> **SOURCE MATERIAL**:
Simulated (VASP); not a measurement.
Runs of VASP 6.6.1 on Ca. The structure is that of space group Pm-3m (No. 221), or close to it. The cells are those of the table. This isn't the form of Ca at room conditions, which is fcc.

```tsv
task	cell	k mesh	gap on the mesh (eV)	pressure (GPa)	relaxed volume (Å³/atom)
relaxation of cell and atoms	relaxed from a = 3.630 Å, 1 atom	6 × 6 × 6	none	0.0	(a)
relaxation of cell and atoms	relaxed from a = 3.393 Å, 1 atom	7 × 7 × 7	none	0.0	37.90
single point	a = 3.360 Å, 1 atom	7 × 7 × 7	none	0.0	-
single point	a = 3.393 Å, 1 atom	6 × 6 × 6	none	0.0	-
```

> **WORK REQUEST**: Would you write out each entry precisely as it is given?

> **WRITTEN REPLY**:
Simulated (VASP); not a measurement.
Runs of VASP 6.6.1 on Ca. The structure is that of space group Pm-3m (No. 221), or close to it. The cells are those of the table. This isn't the form of Ca at room conditions, which is fcc.

```tsv
task	cell	k mesh	gap on the mesh (eV)	pressure (GPa)	relaxed volume (Å³/atom)
relaxation of cell and atoms	relaxed from a = 3.630 Å, 1 atom	6 × 6 × 6	none	0.0	(a)
relaxation of cell and atoms	relaxed from a = 3.393 Å, 1 atom	7 × 7 × 7	none	0.0	37.90
single point	a = 3.360 Å, 1 atom	7 × 7 × 7	none	0.0	-
single point	a = 3.393 Å, 1 atom	6 × 6 × 6	none	0.0	-
```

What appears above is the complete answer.